DATASET CONTENT →
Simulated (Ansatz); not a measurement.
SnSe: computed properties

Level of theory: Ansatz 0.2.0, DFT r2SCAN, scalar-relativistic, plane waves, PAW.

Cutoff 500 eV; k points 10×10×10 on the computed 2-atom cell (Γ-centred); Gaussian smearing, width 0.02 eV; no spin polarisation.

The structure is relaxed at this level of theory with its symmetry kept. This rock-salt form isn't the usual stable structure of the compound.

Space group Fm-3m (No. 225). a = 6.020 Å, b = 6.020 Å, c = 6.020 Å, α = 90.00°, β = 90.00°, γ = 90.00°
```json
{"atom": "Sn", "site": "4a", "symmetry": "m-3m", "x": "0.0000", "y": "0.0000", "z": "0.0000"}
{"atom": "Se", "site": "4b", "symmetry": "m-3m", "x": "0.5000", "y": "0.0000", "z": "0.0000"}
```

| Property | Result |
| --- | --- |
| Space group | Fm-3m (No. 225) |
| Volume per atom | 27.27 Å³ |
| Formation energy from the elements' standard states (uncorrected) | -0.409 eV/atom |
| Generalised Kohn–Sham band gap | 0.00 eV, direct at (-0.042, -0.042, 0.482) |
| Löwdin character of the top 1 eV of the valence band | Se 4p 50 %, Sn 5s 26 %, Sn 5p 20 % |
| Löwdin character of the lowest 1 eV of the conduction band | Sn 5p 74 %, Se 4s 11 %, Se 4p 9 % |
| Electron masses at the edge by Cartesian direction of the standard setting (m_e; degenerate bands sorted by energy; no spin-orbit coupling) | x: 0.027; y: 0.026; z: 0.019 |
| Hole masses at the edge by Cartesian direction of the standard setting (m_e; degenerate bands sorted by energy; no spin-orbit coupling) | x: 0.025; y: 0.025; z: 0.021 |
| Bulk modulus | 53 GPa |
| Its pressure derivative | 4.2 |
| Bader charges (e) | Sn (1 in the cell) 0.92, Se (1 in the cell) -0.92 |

EXERCISE →
Set down only the lines above that fall between the line holding "Level of theory: Ansatz" and the line holding "derivative | 4.2 |", inclusive, keeping each exact.

TASK OUTPUT →
Level of theory: Ansatz 0.2.0, DFT r2SCAN, scalar-relativistic, plane waves, PAW.

Cutoff 500 eV; k points 10×10×10 on the computed 2-atom cell (Γ-centred); Gaussian smearing, width 0.02 eV; no spin polarisation.

The structure is relaxed at this level of theory with its symmetry kept. This rock-salt form isn't the usual stable structure of the compound.

Space group Fm-3m (No. 225). a = 6.020 Å, b = 6.020 Å, c = 6.020 Å, α = 90.00°, β = 90.00°, γ = 90.00°
```json
{"atom": "Sn", "site": "4a", "symmetry": "m-3m", "x": "0.0000", "y": "0.0000", "z": "0.0000"}
{"atom": "Se", "site": "4b", "symmetry": "m-3m", "x": "0.5000", "y": "0.0000", "z": "0.0000"}
```

| Property | Result |
| --- | --- |
| Space group | Fm-3m (No. 225) |
| Volume per atom | 27.27 Å³ |
| Formation energy from the elements' standard states (uncorrected) | -0.409 eV/atom |
| Generalised Kohn–Sham band gap | 0.00 eV, direct at (-0.042, -0.042, 0.482) |
| Löwdin character of the top 1 eV of the valence band | Se 4p 50 %, Sn 5s 26 %, Sn 5p 20 % |
| Löwdin character of the lowest 1 eV of the conduction band | Sn 5p 74 %, Se 4s 11 %, Se 4p 9 % |
| Electron masses at the edge by Cartesian direction of the standard setting (m_e; degenerate bands sorted by energy; no spin-orbit coupling) | x: 0.027; y: 0.026; z: 0.019 |
| Hole masses at the edge by Cartesian direction of the standard setting (m_e; degenerate bands sorted by energy; no spin-orbit coupling) | x: 0.025; y: 0.025; z: 0.021 |
| Bulk modulus | 53 GPa |
| Its pressure derivative | 4.2 |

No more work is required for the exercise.